=== Raw data ===
============================================================
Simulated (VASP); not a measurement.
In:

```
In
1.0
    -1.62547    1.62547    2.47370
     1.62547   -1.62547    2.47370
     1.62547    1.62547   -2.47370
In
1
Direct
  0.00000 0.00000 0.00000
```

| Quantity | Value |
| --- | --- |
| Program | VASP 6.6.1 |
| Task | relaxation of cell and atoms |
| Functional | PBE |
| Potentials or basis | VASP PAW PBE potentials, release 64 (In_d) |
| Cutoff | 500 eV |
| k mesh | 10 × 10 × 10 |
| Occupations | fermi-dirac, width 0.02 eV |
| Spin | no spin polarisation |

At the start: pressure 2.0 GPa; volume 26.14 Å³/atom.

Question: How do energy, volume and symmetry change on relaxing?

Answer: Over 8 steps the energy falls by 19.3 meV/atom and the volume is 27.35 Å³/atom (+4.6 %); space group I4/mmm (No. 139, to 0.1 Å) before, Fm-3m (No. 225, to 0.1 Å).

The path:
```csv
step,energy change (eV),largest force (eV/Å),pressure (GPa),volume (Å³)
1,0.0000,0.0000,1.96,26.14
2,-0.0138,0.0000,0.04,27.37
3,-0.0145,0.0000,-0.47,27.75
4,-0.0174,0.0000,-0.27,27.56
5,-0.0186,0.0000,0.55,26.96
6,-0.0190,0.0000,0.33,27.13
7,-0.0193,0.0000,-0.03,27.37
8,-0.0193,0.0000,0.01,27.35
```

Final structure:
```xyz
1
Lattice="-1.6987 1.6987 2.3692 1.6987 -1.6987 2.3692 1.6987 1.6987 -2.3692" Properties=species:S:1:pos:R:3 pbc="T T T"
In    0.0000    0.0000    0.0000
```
============================================================

=== Work task ===
Give back the lines of the data exactly as they are written, from the first line through the line containing "10 × 10 × 10 |".

=== Exercise solution ===
Simulated (VASP); not a measurement.
In:

```
In
1.0
    -1.62547    1.62547    2.47370
     1.62547   -1.62547    2.47370
     1.62547    1.62547   -2.47370
In
1
Direct
  0.00000 0.00000 0.00000
```

| Quantity | Value |
| --- | --- |
| Program | VASP 6.6.1 |
| Task | relaxation of cell and atoms |
| Functional | PBE |
| Potentials or basis | VASP PAW PBE potentials, release 64 (In_d) |
| Cutoff | 500 eV |
| k mesh | 10 × 10 × 10 |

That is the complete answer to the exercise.